» INFORMATION:
- Opening Delimiter -

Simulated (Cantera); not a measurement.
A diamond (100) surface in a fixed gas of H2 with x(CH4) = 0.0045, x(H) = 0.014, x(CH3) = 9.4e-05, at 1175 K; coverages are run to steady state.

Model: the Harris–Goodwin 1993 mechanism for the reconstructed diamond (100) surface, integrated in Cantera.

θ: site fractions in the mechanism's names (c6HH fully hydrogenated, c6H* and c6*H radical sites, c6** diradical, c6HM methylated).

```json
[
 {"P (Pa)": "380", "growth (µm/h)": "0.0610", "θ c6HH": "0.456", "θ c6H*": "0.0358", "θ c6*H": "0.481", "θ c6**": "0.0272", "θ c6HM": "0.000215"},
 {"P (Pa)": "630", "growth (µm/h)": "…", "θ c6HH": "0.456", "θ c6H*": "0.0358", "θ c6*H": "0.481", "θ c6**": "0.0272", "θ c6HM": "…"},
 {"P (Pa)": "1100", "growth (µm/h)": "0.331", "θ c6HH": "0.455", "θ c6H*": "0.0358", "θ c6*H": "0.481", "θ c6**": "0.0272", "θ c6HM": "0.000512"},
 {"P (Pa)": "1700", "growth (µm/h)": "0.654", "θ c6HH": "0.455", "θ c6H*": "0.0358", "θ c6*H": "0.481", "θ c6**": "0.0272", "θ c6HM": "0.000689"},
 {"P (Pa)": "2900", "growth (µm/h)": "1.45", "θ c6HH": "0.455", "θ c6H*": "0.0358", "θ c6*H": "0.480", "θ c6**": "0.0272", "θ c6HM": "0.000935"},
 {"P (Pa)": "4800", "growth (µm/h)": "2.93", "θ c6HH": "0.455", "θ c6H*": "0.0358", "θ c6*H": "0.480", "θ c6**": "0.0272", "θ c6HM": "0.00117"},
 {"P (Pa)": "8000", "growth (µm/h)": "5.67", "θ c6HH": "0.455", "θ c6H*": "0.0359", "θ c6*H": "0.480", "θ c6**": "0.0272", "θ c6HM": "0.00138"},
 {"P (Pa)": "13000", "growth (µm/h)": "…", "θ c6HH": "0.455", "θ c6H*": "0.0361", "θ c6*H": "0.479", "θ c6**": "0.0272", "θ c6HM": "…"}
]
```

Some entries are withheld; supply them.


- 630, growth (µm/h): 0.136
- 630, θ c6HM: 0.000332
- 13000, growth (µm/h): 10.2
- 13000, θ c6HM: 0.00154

- Closing Delimiter -

» ACTION ITEM: Reproduce only the lines from the top of the material through the one bearing "Model: the Harris–Goodwin", each exactly as it stands.

» SOLUTION:
Simulated (Cantera); not a measurement.
A diamond (100) surface in a fixed gas of H2 with x(CH4) = 0.0045, x(H) = 0.014, x(CH3) = 9.4e-05, at 1175 K; coverages are run to steady state.

Model: the Harris–Goodwin 1993 mechanism for the reconstructed diamond (100) surface, integrated in Cantera.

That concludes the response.